* **Work order**: Print each line of the material again, keeping everything exact.

* **Record excerpts**:

Segment Open

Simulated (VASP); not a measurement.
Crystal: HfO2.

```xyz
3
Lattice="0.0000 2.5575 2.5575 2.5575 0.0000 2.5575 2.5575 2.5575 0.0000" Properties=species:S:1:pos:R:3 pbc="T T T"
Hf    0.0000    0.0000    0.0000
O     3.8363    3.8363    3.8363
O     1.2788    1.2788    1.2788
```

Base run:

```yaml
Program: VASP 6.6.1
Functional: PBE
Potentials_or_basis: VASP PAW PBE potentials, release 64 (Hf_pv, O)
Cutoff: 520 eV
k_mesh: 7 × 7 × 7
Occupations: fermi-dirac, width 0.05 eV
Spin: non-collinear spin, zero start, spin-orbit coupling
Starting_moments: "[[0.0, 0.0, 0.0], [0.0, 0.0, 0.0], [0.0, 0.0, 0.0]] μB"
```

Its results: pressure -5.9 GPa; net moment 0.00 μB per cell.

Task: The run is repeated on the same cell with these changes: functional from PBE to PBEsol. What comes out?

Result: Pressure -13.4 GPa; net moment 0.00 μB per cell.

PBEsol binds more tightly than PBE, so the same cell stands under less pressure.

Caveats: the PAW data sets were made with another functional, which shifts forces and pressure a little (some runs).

Segment Closed

* **Answer section**:
Simulated (VASP); not a measurement.
Crystal: HfO2.

```xyz
3
Lattice="0.0000 2.5575 2.5575 2.5575 0.0000 2.5575 2.5575 2.5575 0.0000" Properties=species:S:1:pos:R:3 pbc="T T T"
Hf    0.0000    0.0000    0.0000
O     3.8363    3.8363    3.8363
O     1.2788    1.2788    1.2788
```

Base run:

```yaml
Program: VASP 6.6.1
Functional: PBE
Potentials_or_basis: VASP PAW PBE potentials, release 64 (Hf_pv, O)
Cutoff: 520 eV
k_mesh: 7 × 7 × 7
Occupations: fermi-dirac, width 0.05 eV
Spin: non-collinear spin, zero start, spin-orbit coupling
Starting_moments: "[[0.0, 0.0, 0.0], [0.0, 0.0, 0.0], [0.0, 0.0, 0.0]] μB"
```

Its results: pressure -5.9 GPa; net moment 0.00 μB per cell.

Task: The run is repeated on the same cell with these changes: functional from PBE to PBEsol. What comes out?

Result: Pressure -13.4 GPa; net moment 0.00 μB per cell.

PBEsol binds more tightly than PBE, so the same cell stands under less pressure.

Caveats: the PAW data sets were made with another functional, which shifts forces and pressure a little (some runs).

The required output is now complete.